───── EXTRACTED INFORMATION ─────

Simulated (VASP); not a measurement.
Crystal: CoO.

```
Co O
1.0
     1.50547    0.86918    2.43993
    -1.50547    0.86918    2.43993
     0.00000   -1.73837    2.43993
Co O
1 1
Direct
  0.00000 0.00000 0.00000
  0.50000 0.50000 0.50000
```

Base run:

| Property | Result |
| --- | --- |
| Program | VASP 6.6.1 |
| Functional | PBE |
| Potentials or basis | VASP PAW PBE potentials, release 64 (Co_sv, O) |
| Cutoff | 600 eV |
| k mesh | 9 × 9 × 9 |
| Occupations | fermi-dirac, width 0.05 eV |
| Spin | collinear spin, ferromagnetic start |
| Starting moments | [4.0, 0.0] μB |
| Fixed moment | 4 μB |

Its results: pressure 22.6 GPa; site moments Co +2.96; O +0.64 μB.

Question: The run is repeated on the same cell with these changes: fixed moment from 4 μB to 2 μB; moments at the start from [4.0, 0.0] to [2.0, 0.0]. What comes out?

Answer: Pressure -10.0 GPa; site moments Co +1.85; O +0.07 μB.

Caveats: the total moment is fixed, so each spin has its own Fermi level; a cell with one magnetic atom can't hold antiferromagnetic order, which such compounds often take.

─────

BRIEF: The material above should be returned exactly, in full.

YOUR RESPONSE:
Simulated (VASP); not a measurement.
Crystal: CoO.

```
Co O
1.0
     1.50547    0.86918    2.43993
    -1.50547    0.86918    2.43993
     0.00000   -1.73837    2.43993
Co O
1 1
Direct
  0.00000 0.00000 0.00000
  0.50000 0.50000 0.50000
```

Base run:

| Property | Result |
| --- | --- |
| Program | VASP 6.6.1 |
| Functional | PBE |
| Potentials or basis | VASP PAW PBE potentials, release 64 (Co_sv, O) |
| Cutoff | 600 eV |
| k mesh | 9 × 9 × 9 |
| Occupations | fermi-dirac, width 0.05 eV |
| Spin | collinear spin, ferromagnetic start |
| Starting moments | [4.0, 0.0] μB |
| Fixed moment | 4 μB |

Its results: pressure 22.6 GPa; site moments Co +2.96; O +0.64 μB.

Question: The run is repeated on the same cell with these changes: fixed moment from 4 μB to 2 μB; moments at the start from [4.0, 0.0] to [2.0, 0.0]. What comes out?

Answer: Pressure -10.0 GPa; site moments Co +1.85; O +0.07 μB.

Caveats: the total moment is fixed, so each spin has its own Fermi level; a cell with one magnetic atom can't hold antiferromagnetic order, which such compounds often take.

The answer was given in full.